>>>

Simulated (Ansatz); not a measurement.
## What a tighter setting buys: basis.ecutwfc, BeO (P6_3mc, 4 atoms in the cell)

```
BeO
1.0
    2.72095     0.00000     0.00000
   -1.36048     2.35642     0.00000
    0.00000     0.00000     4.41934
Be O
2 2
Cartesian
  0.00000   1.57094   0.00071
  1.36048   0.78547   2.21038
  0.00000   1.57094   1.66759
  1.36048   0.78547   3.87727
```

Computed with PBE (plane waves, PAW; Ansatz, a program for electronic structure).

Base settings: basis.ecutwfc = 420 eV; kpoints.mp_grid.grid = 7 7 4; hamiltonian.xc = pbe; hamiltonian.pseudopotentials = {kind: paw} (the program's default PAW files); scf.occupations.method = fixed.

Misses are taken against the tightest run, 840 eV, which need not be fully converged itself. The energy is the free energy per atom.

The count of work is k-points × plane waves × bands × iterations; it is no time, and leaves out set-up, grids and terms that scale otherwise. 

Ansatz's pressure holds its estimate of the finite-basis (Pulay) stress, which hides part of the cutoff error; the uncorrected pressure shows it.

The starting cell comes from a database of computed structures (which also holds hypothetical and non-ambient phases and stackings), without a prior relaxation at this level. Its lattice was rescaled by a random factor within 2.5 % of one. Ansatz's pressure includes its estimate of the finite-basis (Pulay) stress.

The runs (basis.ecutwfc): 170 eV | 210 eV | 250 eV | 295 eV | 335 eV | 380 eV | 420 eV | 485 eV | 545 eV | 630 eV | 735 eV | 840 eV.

<<<

WORK ORDER →
From the first line of the data above to the line holding "The starting cell", reproduce each line exactly; emit no other lines.

WRITTEN SOLUTION →
Simulated (Ansatz); not a measurement.
## What a tighter setting buys: basis.ecutwfc, BeO (P6_3mc, 4 atoms in the cell)

```
BeO
1.0
    2.72095     0.00000     0.00000
   -1.36048     2.35642     0.00000
    0.00000     0.00000     4.41934
Be O
2 2
Cartesian
  0.00000   1.57094   0.00071
  1.36048   0.78547   2.21038
  0.00000   1.57094   1.66759
  1.36048   0.78547   3.87727
```

Computed with PBE (plane waves, PAW; Ansatz, a program for electronic structure).

Base settings: basis.ecutwfc = 420 eV; kpoints.mp_grid.grid = 7 7 4; hamiltonian.xc = pbe; hamiltonian.pseudopotentials = {kind: paw} (the program's default PAW files); scf.occupations.method = fixed.

Misses are taken against the tightest run, 840 eV, which need not be fully converged itself. The energy is the free energy per atom.

The count of work is k-points × plane waves × bands × iterations; it is no time, and leaves out set-up, grids and terms that scale otherwise. 

Ansatz's pressure holds its estimate of the finite-basis (Pulay) stress, which hides part of the cutoff error; the uncorrected pressure shows it.

The starting cell comes from a database of computed structures (which also holds hypothetical and non-ambient phases and stackings), without a prior relaxation at this level. Its lattice was rescaled by a random factor within 2.5 % of one. Ansatz's pressure includes its estimate of the finite-basis (Pulay) stress.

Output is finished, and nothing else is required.